_ _ _ _
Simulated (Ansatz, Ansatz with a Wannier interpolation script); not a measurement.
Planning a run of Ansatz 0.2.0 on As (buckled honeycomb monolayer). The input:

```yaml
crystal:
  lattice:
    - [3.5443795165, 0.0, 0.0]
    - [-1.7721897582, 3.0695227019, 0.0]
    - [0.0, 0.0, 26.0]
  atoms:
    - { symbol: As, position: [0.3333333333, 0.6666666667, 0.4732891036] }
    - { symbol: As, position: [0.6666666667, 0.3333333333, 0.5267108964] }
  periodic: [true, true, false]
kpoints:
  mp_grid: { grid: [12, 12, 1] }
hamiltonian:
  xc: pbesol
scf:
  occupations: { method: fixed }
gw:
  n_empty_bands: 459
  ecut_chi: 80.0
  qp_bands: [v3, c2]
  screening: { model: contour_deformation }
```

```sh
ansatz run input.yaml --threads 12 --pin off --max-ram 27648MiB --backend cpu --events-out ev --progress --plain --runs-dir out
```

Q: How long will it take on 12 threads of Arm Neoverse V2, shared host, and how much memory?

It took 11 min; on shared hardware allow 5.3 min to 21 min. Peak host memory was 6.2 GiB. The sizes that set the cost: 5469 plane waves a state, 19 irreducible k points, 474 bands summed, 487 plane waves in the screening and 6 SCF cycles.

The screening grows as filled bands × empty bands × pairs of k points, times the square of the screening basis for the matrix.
_ _ _ _

Activity: With the first line being the one containing "Q: How long" and the last line the one containing "It took 11 min;", transcribe exactly the lines above that fall in that range.

Written response:
Q: How long will it take on 12 threads of Arm Neoverse V2, shared host, and how much memory?

It took 11 min; on shared hardware allow 5.3 min to 21 min. Peak host memory was 6.2 GiB. The sizes that set the cost: 5469 plane waves a state, 19 irreducible k points, 474 bands summed, 487 plane waves in the screening and 6 SCF cycles.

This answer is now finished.